* Assignment: Print, from the listing below, the lines starting at the line containing "The parts were" and ending at the line containing "K and 1 atm?", exactly as they stand, and print nothing else.

┌──

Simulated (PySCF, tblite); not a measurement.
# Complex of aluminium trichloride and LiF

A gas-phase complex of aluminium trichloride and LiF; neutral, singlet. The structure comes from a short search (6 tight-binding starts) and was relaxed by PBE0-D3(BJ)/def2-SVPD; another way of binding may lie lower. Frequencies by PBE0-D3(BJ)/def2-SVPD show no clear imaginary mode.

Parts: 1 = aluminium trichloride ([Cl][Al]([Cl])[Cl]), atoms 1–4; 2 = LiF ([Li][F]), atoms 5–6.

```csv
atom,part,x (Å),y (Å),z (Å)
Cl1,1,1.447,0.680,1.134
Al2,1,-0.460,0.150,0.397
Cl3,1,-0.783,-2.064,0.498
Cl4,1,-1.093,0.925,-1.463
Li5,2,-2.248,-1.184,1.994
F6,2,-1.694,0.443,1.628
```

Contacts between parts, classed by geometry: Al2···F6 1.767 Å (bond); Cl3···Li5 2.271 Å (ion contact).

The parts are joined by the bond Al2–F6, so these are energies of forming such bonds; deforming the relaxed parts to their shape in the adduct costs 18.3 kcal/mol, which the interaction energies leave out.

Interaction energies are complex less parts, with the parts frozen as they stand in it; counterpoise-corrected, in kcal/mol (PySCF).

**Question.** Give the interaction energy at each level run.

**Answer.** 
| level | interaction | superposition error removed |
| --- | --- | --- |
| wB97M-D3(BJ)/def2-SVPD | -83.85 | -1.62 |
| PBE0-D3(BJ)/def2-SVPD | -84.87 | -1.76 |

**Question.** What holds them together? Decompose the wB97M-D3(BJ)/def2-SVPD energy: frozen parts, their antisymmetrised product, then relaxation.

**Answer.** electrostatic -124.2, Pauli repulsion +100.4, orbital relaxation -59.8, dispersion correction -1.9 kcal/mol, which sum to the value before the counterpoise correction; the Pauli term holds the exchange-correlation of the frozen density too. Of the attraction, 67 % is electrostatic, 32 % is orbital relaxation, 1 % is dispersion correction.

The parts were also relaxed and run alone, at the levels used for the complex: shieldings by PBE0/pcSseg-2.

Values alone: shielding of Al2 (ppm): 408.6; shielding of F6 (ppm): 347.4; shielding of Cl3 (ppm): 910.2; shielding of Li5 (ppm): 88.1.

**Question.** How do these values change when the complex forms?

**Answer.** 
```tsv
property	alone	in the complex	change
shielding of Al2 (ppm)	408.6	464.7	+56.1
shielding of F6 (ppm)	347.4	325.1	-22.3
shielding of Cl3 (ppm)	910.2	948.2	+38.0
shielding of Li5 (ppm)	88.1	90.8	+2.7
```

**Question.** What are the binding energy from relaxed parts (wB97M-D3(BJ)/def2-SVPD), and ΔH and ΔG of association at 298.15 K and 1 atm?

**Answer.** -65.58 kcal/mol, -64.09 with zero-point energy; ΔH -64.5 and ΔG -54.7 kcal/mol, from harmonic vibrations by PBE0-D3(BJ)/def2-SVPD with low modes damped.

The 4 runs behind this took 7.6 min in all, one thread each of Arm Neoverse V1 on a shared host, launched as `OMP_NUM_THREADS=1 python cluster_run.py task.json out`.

└──

* Response box:
The parts were also relaxed and run alone, at the levels used for the complex: shieldings by PBE0/pcSseg-2.

Values alone: shielding of Al2 (ppm): 408.6; shielding of F6 (ppm): 347.4; shielding of Cl3 (ppm): 910.2; shielding of Li5 (ppm): 88.1.

**Question.** How do these values change when the complex forms?

**Answer.** 
```tsv
property	alone	in the complex	change
shielding of Al2 (ppm)	408.6	464.7	+56.1
shielding of F6 (ppm)	347.4	325.1	-22.3
shielding of Cl3 (ppm)	910.2	948.2	+38.0
shielding of Li5 (ppm)	88.1	90.8	+2.7
```

**Question.** What are the binding energy from relaxed parts (wB97M-D3(BJ)/def2-SVPD), and ΔH and ΔG of association at 298.15 K and 1 atm?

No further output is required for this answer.